┏━━

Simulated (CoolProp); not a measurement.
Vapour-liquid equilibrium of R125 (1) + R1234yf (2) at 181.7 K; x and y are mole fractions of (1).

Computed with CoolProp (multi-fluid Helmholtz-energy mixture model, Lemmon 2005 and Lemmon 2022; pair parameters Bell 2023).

┗━━

▸ **Work request**
Repeat the listing. Keep every character the same.

▸ **Exercise solution**
Simulated (CoolProp); not a measurement.
Vapour-liquid equilibrium of R125 (1) + R1234yf (2) at 181.7 K; x and y are mole fractions of (1).

Computed with CoolProp (multi-fluid Helmholtz-energy mixture model, Lemmon 2005 and Lemmon 2022; pair parameters Bell 2023).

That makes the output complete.